▸ **Task item**: Everything from the first line below through the line with "Cutoffs, loose and" is to be transcribed exactly, and nothing past it.

▸ **Given data**:
*** Block opens ***

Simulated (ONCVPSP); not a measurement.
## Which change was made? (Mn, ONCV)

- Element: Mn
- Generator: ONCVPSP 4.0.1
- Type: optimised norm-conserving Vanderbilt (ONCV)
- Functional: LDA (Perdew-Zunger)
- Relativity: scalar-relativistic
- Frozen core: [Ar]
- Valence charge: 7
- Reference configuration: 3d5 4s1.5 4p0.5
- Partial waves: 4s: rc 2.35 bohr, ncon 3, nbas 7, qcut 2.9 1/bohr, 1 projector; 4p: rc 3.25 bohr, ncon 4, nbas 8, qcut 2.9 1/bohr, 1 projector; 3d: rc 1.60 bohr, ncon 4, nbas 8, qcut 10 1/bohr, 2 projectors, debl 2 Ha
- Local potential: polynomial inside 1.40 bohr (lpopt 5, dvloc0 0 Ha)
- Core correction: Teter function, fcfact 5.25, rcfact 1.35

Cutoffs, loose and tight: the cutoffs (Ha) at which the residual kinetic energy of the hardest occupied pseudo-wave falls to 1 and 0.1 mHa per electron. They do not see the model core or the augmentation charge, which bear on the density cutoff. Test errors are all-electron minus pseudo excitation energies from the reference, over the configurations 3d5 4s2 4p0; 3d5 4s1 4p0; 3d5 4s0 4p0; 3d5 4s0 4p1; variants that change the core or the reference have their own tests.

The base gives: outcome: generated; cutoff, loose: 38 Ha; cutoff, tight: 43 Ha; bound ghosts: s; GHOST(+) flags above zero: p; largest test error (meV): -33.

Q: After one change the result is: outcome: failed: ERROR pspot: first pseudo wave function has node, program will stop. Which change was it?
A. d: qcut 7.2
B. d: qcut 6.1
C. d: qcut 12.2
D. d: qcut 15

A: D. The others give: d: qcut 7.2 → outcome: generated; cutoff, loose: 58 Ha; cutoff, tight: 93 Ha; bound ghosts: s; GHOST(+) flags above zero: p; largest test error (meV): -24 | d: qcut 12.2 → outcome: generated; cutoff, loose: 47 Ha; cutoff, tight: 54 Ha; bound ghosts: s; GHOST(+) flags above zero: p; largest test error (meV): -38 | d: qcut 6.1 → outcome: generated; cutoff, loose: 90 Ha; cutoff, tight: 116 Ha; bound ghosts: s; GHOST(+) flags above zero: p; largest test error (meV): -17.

*** Block closes ***

▸ **Answer box**:
Simulated (ONCVPSP); not a measurement.
## Which change was made? (Mn, ONCV)

- Element: Mn
- Generator: ONCVPSP 4.0.1
- Type: optimised norm-conserving Vanderbilt (ONCV)
- Functional: LDA (Perdew-Zunger)
- Relativity: scalar-relativistic
- Frozen core: [Ar]
- Valence charge: 7
- Reference configuration: 3d5 4s1.5 4p0.5
- Partial waves: 4s: rc 2.35 bohr, ncon 3, nbas 7, qcut 2.9 1/bohr, 1 projector; 4p: rc 3.25 bohr, ncon 4, nbas 8, qcut 2.9 1/bohr, 1 projector; 3d: rc 1.60 bohr, ncon 4, nbas 8, qcut 10 1/bohr, 2 projectors, debl 2 Ha
- Local potential: polynomial inside 1.40 bohr (lpopt 5, dvloc0 0 Ha)
- Core correction: Teter function, fcfact 5.25, rcfact 1.35

Cutoffs, loose and tight: the cutoffs (Ha) at which the residual kinetic energy of the hardest occupied pseudo-wave falls to 1 and 0.1 mHa per electron. They do not see the model core or the augmentation charge, which bear on the density cutoff. Test errors are all-electron minus pseudo excitation energies from the reference, over the configurations 3d5 4s2 4p0; 3d5 4s1 4p0; 3d5 4s0 4p0; 3d5 4s0 4p1; variants that change the core or the reference have their own tests.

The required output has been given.